--- Work item ---
Each entry below is to be printed verbatim.

--- Exercise data ---
☆ ☆ ☆ ☆
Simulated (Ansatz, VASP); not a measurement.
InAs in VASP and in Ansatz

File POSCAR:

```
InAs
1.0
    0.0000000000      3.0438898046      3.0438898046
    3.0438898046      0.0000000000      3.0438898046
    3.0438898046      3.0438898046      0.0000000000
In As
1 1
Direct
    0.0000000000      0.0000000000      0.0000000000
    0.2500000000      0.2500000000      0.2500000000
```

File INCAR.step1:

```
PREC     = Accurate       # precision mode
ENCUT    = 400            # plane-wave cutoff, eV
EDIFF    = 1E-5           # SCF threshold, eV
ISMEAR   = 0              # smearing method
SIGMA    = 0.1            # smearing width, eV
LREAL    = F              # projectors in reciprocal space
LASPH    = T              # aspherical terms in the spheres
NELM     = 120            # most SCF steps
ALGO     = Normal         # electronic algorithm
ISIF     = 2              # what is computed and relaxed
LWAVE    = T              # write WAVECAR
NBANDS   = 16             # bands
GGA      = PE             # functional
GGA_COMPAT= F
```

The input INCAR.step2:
☆ ☆ ☆ ☆

--- Written solution ---
Simulated (Ansatz, VASP); not a measurement.
InAs in VASP and in Ansatz

File POSCAR:

```
InAs
1.0
    0.0000000000      3.0438898046      3.0438898046
    3.0438898046      0.0000000000      3.0438898046
    3.0438898046      3.0438898046      0.0000000000
In As
1 1
Direct
    0.0000000000      0.0000000000      0.0000000000
    0.2500000000      0.2500000000      0.2500000000
```

File INCAR.step1:

```
PREC     = Accurate       # precision mode
ENCUT    = 400            # plane-wave cutoff, eV
EDIFF    = 1E-5           # SCF threshold, eV
ISMEAR   = 0              # smearing method
SIGMA    = 0.1            # smearing width, eV
LREAL    = F              # projectors in reciprocal space
LASPH    = T              # aspherical terms in the spheres
NELM     = 120            # most SCF steps
ALGO     = Normal         # electronic algorithm
ISIF     = 2              # what is computed and relaxed
LWAVE    = T              # write WAVECAR
NBANDS   = 16             # bands
GGA      = PE             # functional
GGA_COMPAT= F
```

The input INCAR.step2:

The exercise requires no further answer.